Exercise data
-=-=-=-=-

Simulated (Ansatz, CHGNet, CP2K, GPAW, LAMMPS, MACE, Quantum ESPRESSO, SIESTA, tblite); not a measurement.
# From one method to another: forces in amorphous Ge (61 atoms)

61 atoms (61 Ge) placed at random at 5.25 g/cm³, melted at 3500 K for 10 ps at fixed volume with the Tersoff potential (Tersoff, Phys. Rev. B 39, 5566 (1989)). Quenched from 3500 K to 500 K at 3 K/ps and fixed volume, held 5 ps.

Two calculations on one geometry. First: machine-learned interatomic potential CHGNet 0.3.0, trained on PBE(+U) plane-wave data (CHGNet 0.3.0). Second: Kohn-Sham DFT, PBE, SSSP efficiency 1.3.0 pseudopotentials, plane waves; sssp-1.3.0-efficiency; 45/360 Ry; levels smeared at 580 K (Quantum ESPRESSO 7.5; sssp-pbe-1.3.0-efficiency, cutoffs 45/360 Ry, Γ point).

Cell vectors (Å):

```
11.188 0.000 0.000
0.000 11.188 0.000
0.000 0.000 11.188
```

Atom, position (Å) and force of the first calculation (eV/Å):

-=-=-=-=-

Activity
Set the records above down again, exactly as they read.

Written reply
Simulated (Ansatz, CHGNet, CP2K, GPAW, LAMMPS, MACE, Quantum ESPRESSO, SIESTA, tblite); not a measurement.
# From one method to another: forces in amorphous Ge (61 atoms)

61 atoms (61 Ge) placed at random at 5.25 g/cm³, melted at 3500 K for 10 ps at fixed volume with the Tersoff potential (Tersoff, Phys. Rev. B 39, 5566 (1989)). Quenched from 3500 K to 500 K at 3 K/ps and fixed volume, held 5 ps.

Two calculations on one geometry. First: machine-learned interatomic potential CHGNet 0.3.0, trained on PBE(+U) plane-wave data (CHGNet 0.3.0). Second: Kohn-Sham DFT, PBE, SSSP efficiency 1.3.0 pseudopotentials, plane waves; sssp-1.3.0-efficiency; 45/360 Ry; levels smeared at 580 K (Quantum ESPRESSO 7.5; sssp-pbe-1.3.0-efficiency, cutoffs 45/360 Ry, Γ point).

Cell vectors (Å):

```
11.188 0.000 0.000
0.000 11.188 0.000
0.000 0.000 11.188
```

Atom, position (Å) and force of the first calculation (eV/Å):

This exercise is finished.